Extracted data:
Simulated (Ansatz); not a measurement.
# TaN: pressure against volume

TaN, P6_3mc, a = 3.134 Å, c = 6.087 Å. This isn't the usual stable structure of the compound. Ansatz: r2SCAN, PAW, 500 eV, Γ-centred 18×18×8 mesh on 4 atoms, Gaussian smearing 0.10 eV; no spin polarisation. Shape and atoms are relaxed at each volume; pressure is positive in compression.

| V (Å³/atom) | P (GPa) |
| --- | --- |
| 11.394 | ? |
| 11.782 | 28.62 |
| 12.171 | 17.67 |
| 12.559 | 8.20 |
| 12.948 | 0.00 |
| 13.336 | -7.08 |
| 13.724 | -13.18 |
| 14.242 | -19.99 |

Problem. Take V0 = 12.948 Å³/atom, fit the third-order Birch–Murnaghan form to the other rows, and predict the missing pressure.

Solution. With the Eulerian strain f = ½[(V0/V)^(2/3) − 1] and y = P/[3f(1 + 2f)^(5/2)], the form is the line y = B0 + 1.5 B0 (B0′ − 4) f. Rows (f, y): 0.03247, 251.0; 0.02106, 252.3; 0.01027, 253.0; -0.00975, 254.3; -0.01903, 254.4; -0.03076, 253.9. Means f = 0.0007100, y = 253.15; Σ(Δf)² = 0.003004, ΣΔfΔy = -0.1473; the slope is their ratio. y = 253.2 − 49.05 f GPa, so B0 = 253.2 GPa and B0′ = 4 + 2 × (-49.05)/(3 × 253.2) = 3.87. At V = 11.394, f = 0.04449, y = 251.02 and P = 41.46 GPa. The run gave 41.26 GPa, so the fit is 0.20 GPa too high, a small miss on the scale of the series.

Work request: Print the records above in full, exactly.

Answer area:
Simulated (Ansatz); not a measurement.
# TaN: pressure against volume

TaN, P6_3mc, a = 3.134 Å, c = 6.087 Å. This isn't the usual stable structure of the compound. Ansatz: r2SCAN, PAW, 500 eV, Γ-centred 18×18×8 mesh on 4 atoms, Gaussian smearing 0.10 eV; no spin polarisation. Shape and atoms are relaxed at each volume; pressure is positive in compression.

| V (Å³/atom) | P (GPa) |
| --- | --- |
| 11.394 | ? |
| 11.782 | 28.62 |
| 12.171 | 17.67 |
| 12.559 | 8.20 |
| 12.948 | 0.00 |
| 13.336 | -7.08 |
| 13.724 | -13.18 |
| 14.242 | -19.99 |

Problem. Take V0 = 12.948 Å³/atom, fit the third-order Birch–Murnaghan form to the other rows, and predict the missing pressure.

Solution. With the Eulerian strain f = ½[(V0/V)^(2/3) − 1] and y = P/[3f(1 + 2f)^(5/2)], the form is the line y = B0 + 1.5 B0 (B0′ − 4) f. Rows (f, y): 0.03247, 251.0; 0.02106, 252.3; 0.01027, 253.0; -0.00975, 254.3; -0.01903, 254.4; -0.03076, 253.9. Means f = 0.0007100, y = 253.15; Σ(Δf)² = 0.003004, ΣΔfΔy = -0.1473; the slope is their ratio. y = 253.2 − 49.05 f GPa, so B0 = 253.2 GPa and B0′ = 4 + 2 × (-49.05)/(3 × 253.2) = 3.87. At V = 11.394, f = 0.04449, y = 251.02 and P = 41.46 GPa. The run gave 41.26 GPa, so the fit is 0.20 GPa too high, a small miss on the scale of the series.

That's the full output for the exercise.